===============
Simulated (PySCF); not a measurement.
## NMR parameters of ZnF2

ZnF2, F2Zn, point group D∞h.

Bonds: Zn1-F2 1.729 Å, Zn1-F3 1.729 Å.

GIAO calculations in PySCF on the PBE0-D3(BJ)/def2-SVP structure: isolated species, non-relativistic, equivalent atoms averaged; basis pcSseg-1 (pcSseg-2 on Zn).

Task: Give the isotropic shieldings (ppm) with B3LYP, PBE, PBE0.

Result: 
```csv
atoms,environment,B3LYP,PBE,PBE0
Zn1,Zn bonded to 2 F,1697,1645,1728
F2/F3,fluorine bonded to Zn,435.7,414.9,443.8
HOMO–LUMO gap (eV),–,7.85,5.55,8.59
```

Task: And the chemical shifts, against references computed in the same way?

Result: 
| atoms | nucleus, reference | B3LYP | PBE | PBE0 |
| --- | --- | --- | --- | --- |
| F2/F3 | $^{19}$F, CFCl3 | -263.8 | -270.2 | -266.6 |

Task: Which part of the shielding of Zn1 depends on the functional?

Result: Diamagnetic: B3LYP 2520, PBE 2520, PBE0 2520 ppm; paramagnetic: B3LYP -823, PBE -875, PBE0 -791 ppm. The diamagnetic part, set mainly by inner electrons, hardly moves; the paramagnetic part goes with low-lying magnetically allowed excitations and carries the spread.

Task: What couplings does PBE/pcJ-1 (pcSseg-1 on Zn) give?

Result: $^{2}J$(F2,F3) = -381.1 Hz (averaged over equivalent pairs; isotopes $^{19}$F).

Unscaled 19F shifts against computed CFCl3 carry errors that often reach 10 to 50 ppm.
===============

*Brief*
The lines above, from the first through the one containing "Bonds: Zn1-F2 1.729 Å, Zn1-F3 1.729 Å.", must be restated word for word, with nothing added.

*Response box*
Simulated (PySCF); not a measurement.
## NMR parameters of ZnF2

ZnF2, F2Zn, point group D∞h.

Bonds: Zn1-F2 1.729 Å, Zn1-F3 1.729 Å.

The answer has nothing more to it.